Every entry must come back exactly as it was given.

__________________________________________________

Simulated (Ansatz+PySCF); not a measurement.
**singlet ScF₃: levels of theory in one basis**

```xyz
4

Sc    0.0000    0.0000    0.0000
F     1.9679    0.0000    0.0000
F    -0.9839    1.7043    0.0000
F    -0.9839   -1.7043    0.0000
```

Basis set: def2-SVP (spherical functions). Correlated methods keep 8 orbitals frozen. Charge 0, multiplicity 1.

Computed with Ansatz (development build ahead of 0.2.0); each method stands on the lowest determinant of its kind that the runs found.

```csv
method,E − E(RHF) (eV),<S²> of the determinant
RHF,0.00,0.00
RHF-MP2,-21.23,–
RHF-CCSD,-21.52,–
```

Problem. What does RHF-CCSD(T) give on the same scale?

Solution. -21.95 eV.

__________________________________________________

ANSWER BOX:
Simulated (Ansatz+PySCF); not a measurement.
**singlet ScF₃: levels of theory in one basis**

```xyz
4

Sc    0.0000    0.0000    0.0000
F     1.9679    0.0000    0.0000
F    -0.9839    1.7043    0.0000
F    -0.9839   -1.7043    0.0000
```

Basis set: def2-SVP (spherical functions). Correlated methods keep 8 orbitals frozen. Charge 0, multiplicity 1.

Computed with Ansatz (development build ahead of 0.2.0); each method stands on the lowest determinant of its kind that the runs found.

```csv
method,E − E(RHF) (eV),<S²> of the determinant
RHF,0.00,0.00
RHF-MP2,-21.23,–
RHF-CCSD,-21.52,–
```

Problem. What does RHF-CCSD(T) give on the same scale?

Solution. -21.95 eV.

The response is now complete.